_DATA EXTRACTS_:
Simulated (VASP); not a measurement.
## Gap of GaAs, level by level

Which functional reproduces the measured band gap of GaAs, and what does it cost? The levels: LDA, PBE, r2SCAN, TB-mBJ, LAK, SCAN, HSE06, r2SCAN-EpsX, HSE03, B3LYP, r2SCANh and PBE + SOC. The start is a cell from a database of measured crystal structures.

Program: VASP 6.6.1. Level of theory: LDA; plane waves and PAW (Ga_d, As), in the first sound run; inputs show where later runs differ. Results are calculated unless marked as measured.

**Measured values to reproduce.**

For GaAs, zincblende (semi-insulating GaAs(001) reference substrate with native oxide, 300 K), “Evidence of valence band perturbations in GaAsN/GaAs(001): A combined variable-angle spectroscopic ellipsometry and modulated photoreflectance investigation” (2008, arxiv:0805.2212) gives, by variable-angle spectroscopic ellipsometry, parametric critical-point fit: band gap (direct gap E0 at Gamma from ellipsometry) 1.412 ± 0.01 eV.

_WORK ITEM_:
Reproduce the entries above exactly, but only the lines between the line holding "Which functional reproduces" and the line holding "values to reproduce.**", inclusive.

_WRITTEN SOLUTION_:
Which functional reproduces the measured band gap of GaAs, and what does it cost? The levels: LDA, PBE, r2SCAN, TB-mBJ, LAK, SCAN, HSE06, r2SCAN-EpsX, HSE03, B3LYP, r2SCANh and PBE + SOC. The start is a cell from a database of measured crystal structures.

Program: VASP 6.6.1. Level of theory: LDA; plane waves and PAW (Ga_d, As), in the first sound run; inputs show where later runs differ. Results are calculated unless marked as measured.

**Measured values to reproduce.**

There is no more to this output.